REQUIREMENT:
Copy out the data below verbatim.

DATA RECORDS:
□ □ □ □ □ □ □

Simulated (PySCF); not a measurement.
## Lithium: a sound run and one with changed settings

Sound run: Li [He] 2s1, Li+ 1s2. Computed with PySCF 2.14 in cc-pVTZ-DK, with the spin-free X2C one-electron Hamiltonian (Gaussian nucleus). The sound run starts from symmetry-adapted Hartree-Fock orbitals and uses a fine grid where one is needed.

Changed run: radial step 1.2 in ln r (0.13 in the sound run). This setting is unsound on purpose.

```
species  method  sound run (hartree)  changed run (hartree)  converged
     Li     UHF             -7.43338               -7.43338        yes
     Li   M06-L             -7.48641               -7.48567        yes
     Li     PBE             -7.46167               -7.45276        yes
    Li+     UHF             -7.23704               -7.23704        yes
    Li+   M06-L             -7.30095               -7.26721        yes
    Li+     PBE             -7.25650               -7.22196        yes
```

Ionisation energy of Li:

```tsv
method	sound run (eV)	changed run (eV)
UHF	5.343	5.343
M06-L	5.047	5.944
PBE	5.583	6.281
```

□ □ □ □ □ □ □

ANSWER SPACE:
Simulated (PySCF); not a measurement.
## Lithium: a sound run and one with changed settings

Sound run: Li [He] 2s1, Li+ 1s2. Computed with PySCF 2.14 in cc-pVTZ-DK, with the spin-free X2C one-electron Hamiltonian (Gaussian nucleus). The sound run starts from symmetry-adapted Hartree-Fock orbitals and uses a fine grid where one is needed.

Changed run: radial step 1.2 in ln r (0.13 in the sound run). This setting is unsound on purpose.

```
species  method  sound run (hartree)  changed run (hartree)  converged
     Li     UHF             -7.43338               -7.43338        yes
     Li   M06-L             -7.48641               -7.48567        yes
     Li     PBE             -7.46167               -7.45276        yes
    Li+     UHF             -7.23704               -7.23704        yes
    Li+   M06-L             -7.30095               -7.26721        yes
    Li+     PBE             -7.25650               -7.22196        yes
```

Ionisation energy of Li:

```tsv
method	sound run (eV)	changed run (eV)
UHF	5.343	5.343
M06-L	5.047	5.944
PBE	5.583	6.281
```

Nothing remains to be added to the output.